*Data provided:*
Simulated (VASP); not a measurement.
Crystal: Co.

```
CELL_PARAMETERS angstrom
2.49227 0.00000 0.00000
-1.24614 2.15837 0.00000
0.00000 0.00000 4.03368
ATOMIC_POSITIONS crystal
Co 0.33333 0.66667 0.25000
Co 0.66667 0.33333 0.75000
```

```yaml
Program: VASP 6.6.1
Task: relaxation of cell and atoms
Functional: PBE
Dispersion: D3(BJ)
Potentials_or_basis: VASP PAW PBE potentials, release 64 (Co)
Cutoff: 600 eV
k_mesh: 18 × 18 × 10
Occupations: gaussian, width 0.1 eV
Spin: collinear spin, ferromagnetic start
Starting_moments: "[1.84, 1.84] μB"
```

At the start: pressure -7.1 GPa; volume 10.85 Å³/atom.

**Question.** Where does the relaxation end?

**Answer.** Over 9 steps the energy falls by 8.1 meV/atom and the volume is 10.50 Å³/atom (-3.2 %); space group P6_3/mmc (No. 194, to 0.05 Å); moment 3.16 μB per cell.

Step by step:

*Activity:* Above are some records; repeat all of them exactly.

*Exercise solution:*
Simulated (VASP); not a measurement.
Crystal: Co.

```
CELL_PARAMETERS angstrom
2.49227 0.00000 0.00000
-1.24614 2.15837 0.00000
0.00000 0.00000 4.03368
ATOMIC_POSITIONS crystal
Co 0.33333 0.66667 0.25000
Co 0.66667 0.33333 0.75000
```

```yaml
Program: VASP 6.6.1
Task: relaxation of cell and atoms
Functional: PBE
Dispersion: D3(BJ)
Potentials_or_basis: VASP PAW PBE potentials, release 64 (Co)
Cutoff: 600 eV
k_mesh: 18 × 18 × 10
Occupations: gaussian, width 0.1 eV
Spin: collinear spin, ferromagnetic start
Starting_moments: "[1.84, 1.84] μB"
```

At the start: pressure -7.1 GPa; volume 10.85 Å³/atom.

**Question.** Where does the relaxation end?

**Answer.** Over 9 steps the energy falls by 8.1 meV/atom and the volume is 10.50 Å³/atom (-3.2 %); space group P6_3/mmc (No. 194, to 0.05 Å); moment 3.16 μB per cell.

Step by step:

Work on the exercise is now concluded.